[Extracted information]

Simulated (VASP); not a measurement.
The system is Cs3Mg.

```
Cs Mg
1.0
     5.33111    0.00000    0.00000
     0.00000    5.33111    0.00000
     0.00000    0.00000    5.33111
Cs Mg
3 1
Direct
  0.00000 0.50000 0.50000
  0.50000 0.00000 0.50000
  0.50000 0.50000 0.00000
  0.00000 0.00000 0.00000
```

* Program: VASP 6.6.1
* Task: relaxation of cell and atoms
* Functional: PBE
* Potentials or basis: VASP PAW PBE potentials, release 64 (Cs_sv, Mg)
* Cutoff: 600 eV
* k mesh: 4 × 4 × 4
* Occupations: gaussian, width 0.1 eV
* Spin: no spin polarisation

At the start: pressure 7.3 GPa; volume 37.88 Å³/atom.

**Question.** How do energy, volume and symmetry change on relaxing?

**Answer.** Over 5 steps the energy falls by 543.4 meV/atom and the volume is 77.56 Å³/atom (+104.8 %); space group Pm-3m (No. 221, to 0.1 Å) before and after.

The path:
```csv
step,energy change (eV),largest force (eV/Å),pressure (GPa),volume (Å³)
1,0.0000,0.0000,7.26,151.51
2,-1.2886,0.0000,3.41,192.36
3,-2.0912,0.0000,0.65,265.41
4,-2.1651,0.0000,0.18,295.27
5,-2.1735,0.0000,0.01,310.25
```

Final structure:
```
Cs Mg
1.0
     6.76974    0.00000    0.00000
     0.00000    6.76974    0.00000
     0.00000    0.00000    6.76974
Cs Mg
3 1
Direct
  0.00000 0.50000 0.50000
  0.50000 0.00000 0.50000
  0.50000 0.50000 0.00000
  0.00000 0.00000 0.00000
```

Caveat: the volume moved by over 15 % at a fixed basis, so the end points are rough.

[/Extracted information]

- Work task: Reproduce the entries exactly, but only from their first line to the line holding "cell and atoms", with that last line kept.

- Task result:
Simulated (VASP); not a measurement.
The system is Cs3Mg.

```
Cs Mg
1.0
     5.33111    0.00000    0.00000
     0.00000    5.33111    0.00000
     0.00000    0.00000    5.33111
Cs Mg
3 1
Direct
  0.00000 0.50000 0.50000
  0.50000 0.00000 0.50000
  0.50000 0.50000 0.00000
  0.00000 0.00000 0.00000
```

* Program: VASP 6.6.1
* Task: relaxation of cell and atoms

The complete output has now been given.